→ Dataset content:
○ ○ ○ ○ ○ ○ ○

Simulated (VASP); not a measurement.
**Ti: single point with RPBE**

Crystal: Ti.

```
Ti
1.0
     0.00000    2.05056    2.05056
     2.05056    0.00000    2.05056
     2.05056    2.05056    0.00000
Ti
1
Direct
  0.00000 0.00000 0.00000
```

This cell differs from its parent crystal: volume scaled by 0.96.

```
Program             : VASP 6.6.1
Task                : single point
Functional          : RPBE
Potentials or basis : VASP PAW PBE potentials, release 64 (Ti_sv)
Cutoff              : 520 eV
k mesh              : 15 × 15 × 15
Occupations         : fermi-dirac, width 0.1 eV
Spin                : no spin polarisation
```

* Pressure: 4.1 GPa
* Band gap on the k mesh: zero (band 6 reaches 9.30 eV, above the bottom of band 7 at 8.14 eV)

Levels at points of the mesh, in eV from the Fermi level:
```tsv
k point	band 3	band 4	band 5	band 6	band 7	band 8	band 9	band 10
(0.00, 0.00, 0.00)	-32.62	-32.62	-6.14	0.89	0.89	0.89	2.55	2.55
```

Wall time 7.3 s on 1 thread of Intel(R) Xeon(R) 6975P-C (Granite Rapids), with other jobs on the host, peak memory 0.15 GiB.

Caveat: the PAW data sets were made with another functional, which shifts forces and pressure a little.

○ ○ ○ ○ ○ ○ ○

→ Action item: From the data above, return every line from the line that has "point with RPBE**" up to and including the line that has "Wall time 7.3", exactly.

→ Written reply:
**Ti: single point with RPBE**

Crystal: Ti.

```
Ti
1.0
     0.00000    2.05056    2.05056
     2.05056    0.00000    2.05056
     2.05056    2.05056    0.00000
Ti
1
Direct
  0.00000 0.00000 0.00000
```

This cell differs from its parent crystal: volume scaled by 0.96.

```
Program             : VASP 6.6.1
Task                : single point
Functional          : RPBE
Potentials or basis : VASP PAW PBE potentials, release 64 (Ti_sv)
Cutoff              : 520 eV
k mesh              : 15 × 15 × 15
Occupations         : fermi-dirac, width 0.1 eV
Spin                : no spin polarisation
```

* Pressure: 4.1 GPa
* Band gap on the k mesh: zero (band 6 reaches 9.30 eV, above the bottom of band 7 at 8.14 eV)

Levels at points of the mesh, in eV from the Fermi level:
```tsv
k point	band 3	band 4	band 5	band 6	band 7	band 8	band 9	band 10
(0.00, 0.00, 0.00)	-32.62	-32.62	-6.14	0.89	0.89	0.89	2.55	2.55
```

Wall time 7.3 s on 1 thread of Intel(R) Xeon(R) 6975P-C (Granite Rapids), with other jobs on the host, peak memory 0.15 GiB.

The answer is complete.